> _Work request_
All entries should be copied exactly, none left out.

> _Entries shown_

_ _ _ _

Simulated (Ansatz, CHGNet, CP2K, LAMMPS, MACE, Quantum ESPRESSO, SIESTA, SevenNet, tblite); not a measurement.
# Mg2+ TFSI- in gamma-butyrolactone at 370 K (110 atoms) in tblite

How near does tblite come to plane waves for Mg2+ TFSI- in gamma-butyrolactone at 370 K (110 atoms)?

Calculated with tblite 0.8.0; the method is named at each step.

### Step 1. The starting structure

_ _ _ _

> _Solution_
Simulated (Ansatz, CHGNet, CP2K, LAMMPS, MACE, Quantum ESPRESSO, SIESTA, SevenNet, tblite); not a measurement.
# Mg2+ TFSI- in gamma-butyrolactone at 370 K (110 atoms) in tblite

How near does tblite come to plane waves for Mg2+ TFSI- in gamma-butyrolactone at 370 K (110 atoms)?

Calculated with tblite 0.8.0; the method is named at each step.

### Step 1. The starting structure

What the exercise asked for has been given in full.